_INFORMATION_.
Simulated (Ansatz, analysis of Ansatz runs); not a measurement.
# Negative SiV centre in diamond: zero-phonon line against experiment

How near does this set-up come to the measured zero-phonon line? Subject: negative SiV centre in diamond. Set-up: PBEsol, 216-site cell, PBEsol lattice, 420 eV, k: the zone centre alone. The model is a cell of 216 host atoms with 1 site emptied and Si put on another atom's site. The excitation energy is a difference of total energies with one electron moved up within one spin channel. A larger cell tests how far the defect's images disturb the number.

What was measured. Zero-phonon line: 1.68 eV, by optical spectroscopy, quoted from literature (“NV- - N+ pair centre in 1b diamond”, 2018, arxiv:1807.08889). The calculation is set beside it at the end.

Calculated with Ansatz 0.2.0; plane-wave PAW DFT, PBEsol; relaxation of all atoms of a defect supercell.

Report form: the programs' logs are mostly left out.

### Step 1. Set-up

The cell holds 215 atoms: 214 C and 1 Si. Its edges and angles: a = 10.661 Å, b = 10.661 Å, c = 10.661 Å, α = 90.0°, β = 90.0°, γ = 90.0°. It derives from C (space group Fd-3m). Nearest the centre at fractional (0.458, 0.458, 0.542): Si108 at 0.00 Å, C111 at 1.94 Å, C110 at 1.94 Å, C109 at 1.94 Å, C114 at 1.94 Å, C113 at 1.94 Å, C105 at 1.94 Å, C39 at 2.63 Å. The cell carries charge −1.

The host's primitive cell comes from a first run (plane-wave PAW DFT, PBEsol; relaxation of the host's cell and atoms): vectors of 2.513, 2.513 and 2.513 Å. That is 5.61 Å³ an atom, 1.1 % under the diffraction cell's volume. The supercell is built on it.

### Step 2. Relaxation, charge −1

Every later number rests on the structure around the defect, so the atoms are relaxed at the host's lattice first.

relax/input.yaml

_ACTIVITY_. From the records above, quote only the lines running from the line with "### Step 2. Relaxation, charge −1" to the line with "Every later number", both lines included.

_YOUR SOLUTION_.
### Step 2. Relaxation, charge −1

Every later number rests on the structure around the defect, so the atoms are relaxed at the host's lattice first.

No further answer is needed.